BEGIN
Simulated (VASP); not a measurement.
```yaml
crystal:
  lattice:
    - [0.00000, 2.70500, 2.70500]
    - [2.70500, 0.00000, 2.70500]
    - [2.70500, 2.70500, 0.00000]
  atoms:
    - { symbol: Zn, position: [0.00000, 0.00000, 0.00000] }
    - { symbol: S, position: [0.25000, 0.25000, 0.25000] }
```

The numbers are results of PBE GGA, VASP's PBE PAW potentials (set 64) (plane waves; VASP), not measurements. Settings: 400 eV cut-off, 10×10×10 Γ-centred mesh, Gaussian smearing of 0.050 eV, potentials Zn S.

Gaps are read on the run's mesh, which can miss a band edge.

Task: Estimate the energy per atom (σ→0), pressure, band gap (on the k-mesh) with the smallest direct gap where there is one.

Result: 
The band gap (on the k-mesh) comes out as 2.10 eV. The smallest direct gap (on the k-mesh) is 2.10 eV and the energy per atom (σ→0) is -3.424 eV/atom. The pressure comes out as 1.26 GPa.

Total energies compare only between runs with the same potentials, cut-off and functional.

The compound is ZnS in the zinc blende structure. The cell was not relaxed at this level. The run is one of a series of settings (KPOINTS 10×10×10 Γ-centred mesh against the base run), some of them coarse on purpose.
END

> **WORK TASK**:
Up to and including the line with "Total energies compare", write out the records above exactly, starting from their first line.

> **PROBLEM SOLUTION**:
Simulated (VASP); not a measurement.
```yaml
crystal:
  lattice:
    - [0.00000, 2.70500, 2.70500]
    - [2.70500, 0.00000, 2.70500]
    - [2.70500, 2.70500, 0.00000]
  atoms:
    - { symbol: Zn, position: [0.00000, 0.00000, 0.00000] }
    - { symbol: S, position: [0.25000, 0.25000, 0.25000] }
```

The numbers are results of PBE GGA, VASP's PBE PAW potentials (set 64) (plane waves; VASP), not measurements. Settings: 400 eV cut-off, 10×10×10 Γ-centred mesh, Gaussian smearing of 0.050 eV, potentials Zn S.

Gaps are read on the run's mesh, which can miss a band edge.

Task: Estimate the energy per atom (σ→0), pressure, band gap (on the k-mesh) with the smallest direct gap where there is one.

Result: 
The band gap (on the k-mesh) comes out as 2.10 eV. The smallest direct gap (on the k-mesh) is 2.10 eV and the energy per atom (σ→0) is -3.424 eV/atom. The pressure comes out as 1.26 GPa.

Total energies compare only between runs with the same potentials, cut-off and functional.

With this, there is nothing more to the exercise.